Given the records below, would you repeat exactly the lines that begin at the one containing "- 20, H − H(0) (eV/atom): 2.978" and end at the one containing "Pressures at which", inclusive?

[RECORDED DATA Boundary: Start]

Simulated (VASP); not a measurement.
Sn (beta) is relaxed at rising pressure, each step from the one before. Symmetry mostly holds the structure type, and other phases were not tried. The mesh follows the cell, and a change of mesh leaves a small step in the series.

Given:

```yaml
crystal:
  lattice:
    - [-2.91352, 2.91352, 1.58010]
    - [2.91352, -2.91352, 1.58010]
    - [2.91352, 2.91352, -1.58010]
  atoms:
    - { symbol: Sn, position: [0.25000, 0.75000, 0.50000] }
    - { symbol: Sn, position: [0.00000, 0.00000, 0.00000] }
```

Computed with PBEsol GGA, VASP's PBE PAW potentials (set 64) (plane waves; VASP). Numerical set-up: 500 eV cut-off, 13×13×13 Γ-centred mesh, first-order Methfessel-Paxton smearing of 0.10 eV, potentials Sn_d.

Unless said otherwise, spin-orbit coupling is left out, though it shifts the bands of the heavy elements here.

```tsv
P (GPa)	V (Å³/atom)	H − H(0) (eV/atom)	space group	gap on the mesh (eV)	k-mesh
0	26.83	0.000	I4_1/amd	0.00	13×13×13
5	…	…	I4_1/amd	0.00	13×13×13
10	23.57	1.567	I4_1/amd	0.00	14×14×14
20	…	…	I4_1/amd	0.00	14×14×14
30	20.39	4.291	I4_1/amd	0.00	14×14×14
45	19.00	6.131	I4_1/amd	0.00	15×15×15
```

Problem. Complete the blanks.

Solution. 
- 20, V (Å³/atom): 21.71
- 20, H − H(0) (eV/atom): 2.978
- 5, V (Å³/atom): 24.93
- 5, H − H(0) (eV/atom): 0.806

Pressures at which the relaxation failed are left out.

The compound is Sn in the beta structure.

[RECORDED DATA Boundary: End]

ANSWER SPACE
- 20, H − H(0) (eV/atom): 2.978
- 5, V (Å³/atom): 24.93
- 5, H − H(0) (eV/atom): 0.806

Pressures at which the relaxation failed are left out.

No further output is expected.